_Entries supplied_.
——

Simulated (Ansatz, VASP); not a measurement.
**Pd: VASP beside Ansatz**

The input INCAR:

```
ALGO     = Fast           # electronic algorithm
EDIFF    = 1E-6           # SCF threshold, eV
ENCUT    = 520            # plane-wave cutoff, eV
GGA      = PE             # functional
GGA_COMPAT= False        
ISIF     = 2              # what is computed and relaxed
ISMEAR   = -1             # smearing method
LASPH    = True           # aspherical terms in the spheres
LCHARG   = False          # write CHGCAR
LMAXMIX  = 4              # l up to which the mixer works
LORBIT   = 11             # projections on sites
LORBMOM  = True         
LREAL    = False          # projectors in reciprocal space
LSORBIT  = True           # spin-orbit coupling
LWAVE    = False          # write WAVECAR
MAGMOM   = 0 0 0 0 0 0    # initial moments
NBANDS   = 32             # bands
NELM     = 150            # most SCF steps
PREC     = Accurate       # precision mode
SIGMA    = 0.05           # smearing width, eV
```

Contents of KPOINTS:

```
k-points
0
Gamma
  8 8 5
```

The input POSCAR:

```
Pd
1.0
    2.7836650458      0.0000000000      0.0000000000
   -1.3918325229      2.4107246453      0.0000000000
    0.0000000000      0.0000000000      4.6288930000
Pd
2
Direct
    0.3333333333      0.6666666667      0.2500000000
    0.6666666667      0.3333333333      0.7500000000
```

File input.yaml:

——

_Action item_. Write back every line of the material exactly as it was provided.

_Written solution_.
Simulated (Ansatz, VASP); not a measurement.
**Pd: VASP beside Ansatz**

The input INCAR:

```
ALGO     = Fast           # electronic algorithm
EDIFF    = 1E-6           # SCF threshold, eV
ENCUT    = 520            # plane-wave cutoff, eV
GGA      = PE             # functional
GGA_COMPAT= False        
ISIF     = 2              # what is computed and relaxed
ISMEAR   = -1             # smearing method
LASPH    = True           # aspherical terms in the spheres
LCHARG   = False          # write CHGCAR
LMAXMIX  = 4              # l up to which the mixer works
LORBIT   = 11             # projections on sites
LORBMOM  = True         
LREAL    = False          # projectors in reciprocal space
LSORBIT  = True           # spin-orbit coupling
LWAVE    = False          # write WAVECAR
MAGMOM   = 0 0 0 0 0 0    # initial moments
NBANDS   = 32             # bands
NELM     = 150            # most SCF steps
PREC     = Accurate       # precision mode
SIGMA    = 0.05           # smearing width, eV
```

Contents of KPOINTS:

```
k-points
0
Gamma
  8 8 5
```

The input POSCAR:

```
Pd
1.0
    2.7836650458      0.0000000000      0.0000000000
   -1.3918325229      2.4107246453      0.0000000000
    0.0000000000      0.0000000000      4.6288930000
Pd
2
Direct
    0.3333333333      0.6666666667      0.2500000000
    0.6666666667      0.3333333333      0.7500000000
```

File input.yaml:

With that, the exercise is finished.